■ ASSIGNMENT:
Restate every record exactly, with nothing skipped.

■ GIVEN ENTRIES:
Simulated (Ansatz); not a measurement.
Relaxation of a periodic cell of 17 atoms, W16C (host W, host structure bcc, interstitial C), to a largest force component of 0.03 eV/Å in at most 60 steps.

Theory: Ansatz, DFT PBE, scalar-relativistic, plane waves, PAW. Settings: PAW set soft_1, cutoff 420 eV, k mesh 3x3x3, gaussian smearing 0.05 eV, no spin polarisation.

■ TASK ANSWER:
Simulated (Ansatz); not a measurement.
Relaxation of a periodic cell of 17 atoms, W16C (host W, host structure bcc, interstitial C), to a largest force component of 0.03 eV/Å in at most 60 steps.

Theory: Ansatz, DFT PBE, scalar-relativistic, plane waves, PAW. Settings: PAW set soft_1, cutoff 420 eV, k mesh 3x3x3, gaussian smearing 0.05 eV, no spin polarisation.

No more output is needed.